------------
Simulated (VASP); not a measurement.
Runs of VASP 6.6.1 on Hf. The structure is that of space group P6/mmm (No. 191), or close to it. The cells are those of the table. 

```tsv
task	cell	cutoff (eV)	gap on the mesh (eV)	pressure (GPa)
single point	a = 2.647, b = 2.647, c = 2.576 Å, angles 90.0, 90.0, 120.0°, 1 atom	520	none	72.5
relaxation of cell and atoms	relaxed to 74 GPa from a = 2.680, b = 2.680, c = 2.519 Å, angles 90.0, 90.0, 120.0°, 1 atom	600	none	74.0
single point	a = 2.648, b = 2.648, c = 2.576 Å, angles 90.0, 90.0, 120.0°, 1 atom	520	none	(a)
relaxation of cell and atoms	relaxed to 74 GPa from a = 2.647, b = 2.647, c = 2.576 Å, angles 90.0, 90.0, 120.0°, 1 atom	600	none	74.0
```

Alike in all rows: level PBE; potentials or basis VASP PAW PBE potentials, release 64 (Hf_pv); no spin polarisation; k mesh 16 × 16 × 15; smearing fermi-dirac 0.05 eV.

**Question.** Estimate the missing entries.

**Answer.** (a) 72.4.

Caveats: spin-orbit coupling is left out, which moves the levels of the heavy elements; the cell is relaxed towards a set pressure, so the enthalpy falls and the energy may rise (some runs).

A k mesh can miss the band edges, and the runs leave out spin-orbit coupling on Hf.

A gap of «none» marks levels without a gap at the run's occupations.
------------

→ Brief
Reproduce the material above. Do not change a word.

→ Task result
Simulated (VASP); not a measurement.
Runs of VASP 6.6.1 on Hf. The structure is that of space group P6/mmm (No. 191), or close to it. The cells are those of the table. 

```tsv
task	cell	cutoff (eV)	gap on the mesh (eV)	pressure (GPa)
single point	a = 2.647, b = 2.647, c = 2.576 Å, angles 90.0, 90.0, 120.0°, 1 atom	520	none	72.5
relaxation of cell and atoms	relaxed to 74 GPa from a = 2.680, b = 2.680, c = 2.519 Å, angles 90.0, 90.0, 120.0°, 1 atom	600	none	74.0
single point	a = 2.648, b = 2.648, c = 2.576 Å, angles 90.0, 90.0, 120.0°, 1 atom	520	none	(a)
relaxation of cell and atoms	relaxed to 74 GPa from a = 2.647, b = 2.647, c = 2.576 Å, angles 90.0, 90.0, 120.0°, 1 atom	600	none	74.0
```

Alike in all rows: level PBE; potentials or basis VASP PAW PBE potentials, release 64 (Hf_pv); no spin polarisation; k mesh 16 × 16 × 15; smearing fermi-dirac 0.05 eV.

**Question.** Estimate the missing entries.

**Answer.** (a) 72.4.

Caveats: spin-orbit coupling is left out, which moves the levels of the heavy elements; the cell is relaxed towards a set pressure, so the enthalpy falls and the energy may rise (some runs).

A k mesh can miss the band edges, and the runs leave out spin-orbit coupling on Hf.

A gap of «none» marks levels without a gap at the run's occupations.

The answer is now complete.